> _WORK INSTRUCTION_
Set down exactly the entries below, beginning at their first line and ending at the line with "One table from".

> _EXTRACTED ENTRIES_
==*==
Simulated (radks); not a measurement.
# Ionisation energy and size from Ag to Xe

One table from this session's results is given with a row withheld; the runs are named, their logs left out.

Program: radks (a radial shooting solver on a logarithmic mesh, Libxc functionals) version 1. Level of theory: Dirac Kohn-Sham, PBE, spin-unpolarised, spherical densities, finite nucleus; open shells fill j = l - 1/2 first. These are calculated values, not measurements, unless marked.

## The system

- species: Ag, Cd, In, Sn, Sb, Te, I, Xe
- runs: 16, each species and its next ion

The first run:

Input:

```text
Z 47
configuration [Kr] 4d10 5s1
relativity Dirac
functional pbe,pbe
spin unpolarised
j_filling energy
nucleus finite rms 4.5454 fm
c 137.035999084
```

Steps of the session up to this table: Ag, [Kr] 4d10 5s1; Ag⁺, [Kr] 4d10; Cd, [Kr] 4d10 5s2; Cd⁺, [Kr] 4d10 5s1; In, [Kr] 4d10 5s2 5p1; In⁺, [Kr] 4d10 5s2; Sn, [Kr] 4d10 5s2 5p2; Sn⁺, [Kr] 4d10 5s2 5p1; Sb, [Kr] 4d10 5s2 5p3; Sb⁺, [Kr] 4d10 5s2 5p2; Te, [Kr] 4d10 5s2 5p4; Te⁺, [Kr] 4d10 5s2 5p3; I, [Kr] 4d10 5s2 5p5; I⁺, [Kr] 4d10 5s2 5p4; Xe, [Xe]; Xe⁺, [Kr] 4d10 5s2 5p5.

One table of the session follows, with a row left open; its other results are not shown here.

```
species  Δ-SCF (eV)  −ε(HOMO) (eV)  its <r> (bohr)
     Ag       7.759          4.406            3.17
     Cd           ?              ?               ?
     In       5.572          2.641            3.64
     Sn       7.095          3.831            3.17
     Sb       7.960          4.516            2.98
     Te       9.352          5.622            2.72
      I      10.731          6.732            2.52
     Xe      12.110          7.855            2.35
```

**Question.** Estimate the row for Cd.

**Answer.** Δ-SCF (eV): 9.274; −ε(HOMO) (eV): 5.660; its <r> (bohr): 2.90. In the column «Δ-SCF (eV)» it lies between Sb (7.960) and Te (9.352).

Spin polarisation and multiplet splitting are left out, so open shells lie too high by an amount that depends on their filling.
==*==

> _TASK ANSWER_
Simulated (radks); not a measurement.
# Ionisation energy and size from Ag to Xe

One table from this session's results is given with a row withheld; the runs are named, their logs left out.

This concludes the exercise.